#### [REQUIREMENT]
Exactly the lines below from the one with "1.014 | 0.967 |" up to and including the one with "Solution. λ = 0.472" make up the answer, with nothing else added.

________________________
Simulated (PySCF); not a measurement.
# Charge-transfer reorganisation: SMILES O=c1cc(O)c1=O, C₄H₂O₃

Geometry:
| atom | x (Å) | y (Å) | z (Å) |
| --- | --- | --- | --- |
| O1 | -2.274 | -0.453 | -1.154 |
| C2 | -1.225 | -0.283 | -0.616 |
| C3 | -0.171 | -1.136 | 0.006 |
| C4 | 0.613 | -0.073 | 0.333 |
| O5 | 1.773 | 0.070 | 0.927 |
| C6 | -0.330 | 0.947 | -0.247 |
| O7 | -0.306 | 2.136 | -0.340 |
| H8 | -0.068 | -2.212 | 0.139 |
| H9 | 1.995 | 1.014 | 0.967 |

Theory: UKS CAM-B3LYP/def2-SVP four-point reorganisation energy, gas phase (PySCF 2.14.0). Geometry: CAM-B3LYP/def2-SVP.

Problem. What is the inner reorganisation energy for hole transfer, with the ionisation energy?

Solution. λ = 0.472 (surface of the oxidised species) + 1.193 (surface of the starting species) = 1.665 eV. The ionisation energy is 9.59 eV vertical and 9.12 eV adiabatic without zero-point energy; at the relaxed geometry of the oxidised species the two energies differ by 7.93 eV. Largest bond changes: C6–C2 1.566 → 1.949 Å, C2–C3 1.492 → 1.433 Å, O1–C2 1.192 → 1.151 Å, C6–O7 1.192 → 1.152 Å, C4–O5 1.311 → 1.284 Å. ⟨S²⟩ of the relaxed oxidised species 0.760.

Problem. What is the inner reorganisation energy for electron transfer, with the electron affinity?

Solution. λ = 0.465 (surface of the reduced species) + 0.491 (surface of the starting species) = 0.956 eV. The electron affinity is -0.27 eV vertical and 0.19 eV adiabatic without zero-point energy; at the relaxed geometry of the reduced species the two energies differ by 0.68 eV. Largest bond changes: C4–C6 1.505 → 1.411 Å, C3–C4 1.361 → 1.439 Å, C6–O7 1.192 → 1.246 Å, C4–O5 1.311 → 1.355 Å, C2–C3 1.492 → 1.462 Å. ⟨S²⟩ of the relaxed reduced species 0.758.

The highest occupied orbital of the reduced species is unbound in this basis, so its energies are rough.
________________________

#### [WRITTEN ANSWER]
| H9 | 1.995 | 1.014 | 0.967 |

Theory: UKS CAM-B3LYP/def2-SVP four-point reorganisation energy, gas phase (PySCF 2.14.0). Geometry: CAM-B3LYP/def2-SVP.

Problem. What is the inner reorganisation energy for hole transfer, with the ionisation energy?

Solution. λ = 0.472 (surface of the oxidised species) + 1.193 (surface of the starting species) = 1.665 eV. The ionisation energy is 9.59 eV vertical and 9.12 eV adiabatic without zero-point energy; at the relaxed geometry of the oxidised species the two energies differ by 7.93 eV. Largest bond changes: C6–C2 1.566 → 1.949 Å, C2–C3 1.492 → 1.433 Å, O1–C2 1.192 → 1.151 Å, C6–O7 1.192 → 1.152 Å, C4–O5 1.311 → 1.284 Å. ⟨S²⟩ of the relaxed oxidised species 0.760.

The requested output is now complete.